* _Requirement_:
Only the first line of the listing and the lines after it, up to and including the one containing "- Functional: PBEsol", should be retyped exactly.

Data for analysis: Begin

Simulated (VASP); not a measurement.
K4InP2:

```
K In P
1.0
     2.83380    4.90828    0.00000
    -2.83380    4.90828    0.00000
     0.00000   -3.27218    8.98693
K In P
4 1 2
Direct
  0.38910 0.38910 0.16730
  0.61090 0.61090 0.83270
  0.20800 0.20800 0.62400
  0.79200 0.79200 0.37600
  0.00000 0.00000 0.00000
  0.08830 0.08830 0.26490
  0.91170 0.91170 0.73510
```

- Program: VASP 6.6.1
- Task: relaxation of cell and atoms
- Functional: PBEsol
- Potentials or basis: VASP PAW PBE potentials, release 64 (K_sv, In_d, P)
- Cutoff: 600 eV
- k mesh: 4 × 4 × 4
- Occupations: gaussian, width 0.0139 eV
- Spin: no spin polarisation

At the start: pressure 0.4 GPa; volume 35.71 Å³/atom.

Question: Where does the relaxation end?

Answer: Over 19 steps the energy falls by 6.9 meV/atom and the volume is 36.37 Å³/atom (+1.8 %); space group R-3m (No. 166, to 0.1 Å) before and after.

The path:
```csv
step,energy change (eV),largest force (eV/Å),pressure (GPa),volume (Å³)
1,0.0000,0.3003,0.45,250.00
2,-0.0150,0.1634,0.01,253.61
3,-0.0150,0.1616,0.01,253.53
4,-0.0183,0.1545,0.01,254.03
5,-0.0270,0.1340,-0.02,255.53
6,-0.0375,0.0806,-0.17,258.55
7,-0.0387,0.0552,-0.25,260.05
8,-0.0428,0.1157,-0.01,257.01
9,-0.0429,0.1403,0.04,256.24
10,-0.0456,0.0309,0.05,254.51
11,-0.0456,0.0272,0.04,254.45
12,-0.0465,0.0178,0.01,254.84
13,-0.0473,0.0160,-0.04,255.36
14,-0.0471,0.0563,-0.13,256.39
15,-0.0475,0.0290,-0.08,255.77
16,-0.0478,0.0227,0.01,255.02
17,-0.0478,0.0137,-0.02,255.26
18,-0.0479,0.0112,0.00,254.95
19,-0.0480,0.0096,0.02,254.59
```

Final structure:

Data for analysis: End

* _Exercise solution_:
Simulated (VASP); not a measurement.
K4InP2:

```
K In P
1.0
     2.83380    4.90828    0.00000
    -2.83380    4.90828    0.00000
     0.00000   -3.27218    8.98693
K In P
4 1 2
Direct
  0.38910 0.38910 0.16730
  0.61090 0.61090 0.83270
  0.20800 0.20800 0.62400
  0.79200 0.79200 0.37600
  0.00000 0.00000 0.00000
  0.08830 0.08830 0.26490
  0.91170 0.91170 0.73510
```

- Program: VASP 6.6.1
- Task: relaxation of cell and atoms
- Functional: PBEsol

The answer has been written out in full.